════════════════════

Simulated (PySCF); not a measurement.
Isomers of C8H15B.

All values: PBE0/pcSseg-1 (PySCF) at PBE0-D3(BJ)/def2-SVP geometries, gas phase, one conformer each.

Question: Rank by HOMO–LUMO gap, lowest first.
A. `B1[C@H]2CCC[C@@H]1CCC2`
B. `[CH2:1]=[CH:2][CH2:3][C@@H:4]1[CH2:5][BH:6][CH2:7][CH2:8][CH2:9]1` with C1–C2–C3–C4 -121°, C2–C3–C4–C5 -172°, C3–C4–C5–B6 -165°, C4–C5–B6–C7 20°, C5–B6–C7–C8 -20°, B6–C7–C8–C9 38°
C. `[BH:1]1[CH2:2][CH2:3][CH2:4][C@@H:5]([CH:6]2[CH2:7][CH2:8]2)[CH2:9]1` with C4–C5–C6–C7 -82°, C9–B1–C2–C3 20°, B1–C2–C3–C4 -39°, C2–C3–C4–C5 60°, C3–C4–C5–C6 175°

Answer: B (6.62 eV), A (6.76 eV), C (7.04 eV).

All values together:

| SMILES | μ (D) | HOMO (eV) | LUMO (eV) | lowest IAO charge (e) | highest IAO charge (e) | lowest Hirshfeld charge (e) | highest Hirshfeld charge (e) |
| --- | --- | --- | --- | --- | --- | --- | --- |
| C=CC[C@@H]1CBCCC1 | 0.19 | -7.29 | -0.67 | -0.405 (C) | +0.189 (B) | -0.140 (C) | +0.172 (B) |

════════════════════

Exercise
Reproduce the records above line by line, without any change, up to and including the line that holds "-20°, B6–C7–C8–C9 38°".

Response
Simulated (PySCF); not a measurement.
Isomers of C8H15B.

All values: PBE0/pcSseg-1 (PySCF) at PBE0-D3(BJ)/def2-SVP geometries, gas phase, one conformer each.

Question: Rank by HOMO–LUMO gap, lowest first.
A. `B1[C@H]2CCC[C@@H]1CCC2`
B. `[CH2:1]=[CH:2][CH2:3][C@@H:4]1[CH2:5][BH:6][CH2:7][CH2:8][CH2:9]1` with C1–C2–C3–C4 -121°, C2–C3–C4–C5 -172°, C3–C4–C5–B6 -165°, C4–C5–B6–C7 20°, C5–B6–C7–C8 -20°, B6–C7–C8–C9 38°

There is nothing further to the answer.